- **WORK TASK**
Line by line, copy the material that follows without leaving anything out.

|---|
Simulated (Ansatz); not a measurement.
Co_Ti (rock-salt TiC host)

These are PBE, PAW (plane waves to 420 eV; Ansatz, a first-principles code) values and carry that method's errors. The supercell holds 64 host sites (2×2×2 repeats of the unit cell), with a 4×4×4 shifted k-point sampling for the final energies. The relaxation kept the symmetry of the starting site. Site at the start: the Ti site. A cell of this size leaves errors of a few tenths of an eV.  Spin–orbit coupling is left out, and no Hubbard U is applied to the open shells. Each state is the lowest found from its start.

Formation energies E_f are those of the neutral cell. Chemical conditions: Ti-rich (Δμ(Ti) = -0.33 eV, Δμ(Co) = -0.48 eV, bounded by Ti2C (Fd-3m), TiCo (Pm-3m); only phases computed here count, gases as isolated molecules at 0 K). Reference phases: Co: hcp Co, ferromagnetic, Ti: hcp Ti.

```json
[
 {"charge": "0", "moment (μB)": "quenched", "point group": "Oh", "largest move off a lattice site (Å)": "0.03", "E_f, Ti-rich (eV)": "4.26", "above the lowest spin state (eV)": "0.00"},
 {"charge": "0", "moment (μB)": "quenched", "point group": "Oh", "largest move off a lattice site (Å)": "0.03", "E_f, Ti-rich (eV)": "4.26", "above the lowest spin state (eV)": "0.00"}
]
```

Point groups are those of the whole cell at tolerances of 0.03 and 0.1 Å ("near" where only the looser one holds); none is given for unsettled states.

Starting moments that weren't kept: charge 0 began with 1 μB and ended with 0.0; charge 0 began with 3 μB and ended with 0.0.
|---|

- **WRITTEN SOLUTION**
Simulated (Ansatz); not a measurement.
Co_Ti (rock-salt TiC host)

These are PBE, PAW (plane waves to 420 eV; Ansatz, a first-principles code) values and carry that method's errors. The supercell holds 64 host sites (2×2×2 repeats of the unit cell), with a 4×4×4 shifted k-point sampling for the final energies. The relaxation kept the symmetry of the starting site. Site at the start: the Ti site. A cell of this size leaves errors of a few tenths of an eV.  Spin–orbit coupling is left out, and no Hubbard U is applied to the open shells. Each state is the lowest found from its start.

Formation energies E_f are those of the neutral cell. Chemical conditions: Ti-rich (Δμ(Ti) = -0.33 eV, Δμ(Co) = -0.48 eV, bounded by Ti2C (Fd-3m), TiCo (Pm-3m); only phases computed here count, gases as isolated molecules at 0 K). Reference phases: Co: hcp Co, ferromagnetic, Ti: hcp Ti.

```json
[
 {"charge": "0", "moment (μB)": "quenched", "point group": "Oh", "largest move off a lattice site (Å)": "0.03", "E_f, Ti-rich (eV)": "4.26", "above the lowest spin state (eV)": "0.00"},
 {"charge": "0", "moment (μB)": "quenched", "point group": "Oh", "largest move off a lattice site (Å)": "0.03", "E_f, Ti-rich (eV)": "4.26", "above the lowest spin state (eV)": "0.00"}
]
```

Point groups are those of the whole cell at tolerances of 0.03 and 0.1 Å ("near" where only the looser one holds); none is given for unsettled states.

Starting moments that weren't kept: charge 0 began with 1 μB and ended with 0.0; charge 0 began with 3 μB and ended with 0.0.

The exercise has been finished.